═══ INFORMATION ═══
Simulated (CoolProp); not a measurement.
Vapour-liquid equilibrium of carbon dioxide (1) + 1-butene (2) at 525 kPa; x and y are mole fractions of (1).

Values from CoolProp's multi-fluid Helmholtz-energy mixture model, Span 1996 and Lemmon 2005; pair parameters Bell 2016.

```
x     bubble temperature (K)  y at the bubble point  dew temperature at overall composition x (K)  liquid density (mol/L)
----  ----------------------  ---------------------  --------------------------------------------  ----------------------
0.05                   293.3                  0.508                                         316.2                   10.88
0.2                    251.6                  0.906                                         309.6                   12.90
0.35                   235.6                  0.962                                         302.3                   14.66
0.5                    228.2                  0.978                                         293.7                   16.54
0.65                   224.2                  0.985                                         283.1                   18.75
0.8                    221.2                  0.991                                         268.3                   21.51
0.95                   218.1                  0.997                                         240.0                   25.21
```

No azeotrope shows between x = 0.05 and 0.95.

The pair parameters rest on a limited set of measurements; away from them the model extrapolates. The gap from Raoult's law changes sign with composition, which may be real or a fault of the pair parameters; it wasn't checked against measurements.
═══

Retype only the lines above between the line with "Values from CoolProp's" and the line with "No azeotrope shows between x = 0.05 and 0.95.", counting those two lines as well, and keep every character as it is.

__TASK OUTPUT__
Values from CoolProp's multi-fluid Helmholtz-energy mixture model, Span 1996 and Lemmon 2005; pair parameters Bell 2016.

```
x     bubble temperature (K)  y at the bubble point  dew temperature at overall composition x (K)  liquid density (mol/L)
----  ----------------------  ---------------------  --------------------------------------------  ----------------------
0.05                   293.3                  0.508                                         316.2                   10.88
0.2                    251.6                  0.906                                         309.6                   12.90
0.35                   235.6                  0.962                                         302.3                   14.66
0.5                    228.2                  0.978                                         293.7                   16.54
0.65                   224.2                  0.985                                         283.1                   18.75
0.8                    221.2                  0.991                                         268.3                   21.51
0.95                   218.1                  0.997                                         240.0                   25.21
```

No azeotrope shows between x = 0.05 and 0.95.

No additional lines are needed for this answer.